▶ [Study material]
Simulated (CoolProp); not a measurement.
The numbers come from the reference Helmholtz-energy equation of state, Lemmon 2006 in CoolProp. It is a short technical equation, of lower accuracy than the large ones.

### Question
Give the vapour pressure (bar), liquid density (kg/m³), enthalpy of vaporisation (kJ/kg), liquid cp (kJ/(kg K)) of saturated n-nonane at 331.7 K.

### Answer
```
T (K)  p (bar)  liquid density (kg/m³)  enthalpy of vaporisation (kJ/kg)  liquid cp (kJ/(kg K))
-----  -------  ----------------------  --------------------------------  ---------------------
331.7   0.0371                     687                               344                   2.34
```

▶ [Exercise]
Up to and including the line with "### Question", output each line of the entries above exactly, starting from the first.

▶ [Written response]
Simulated (CoolProp); not a measurement.
The numbers come from the reference Helmholtz-energy equation of state, Lemmon 2006 in CoolProp. It is a short technical equation, of lower accuracy than the large ones.

### Question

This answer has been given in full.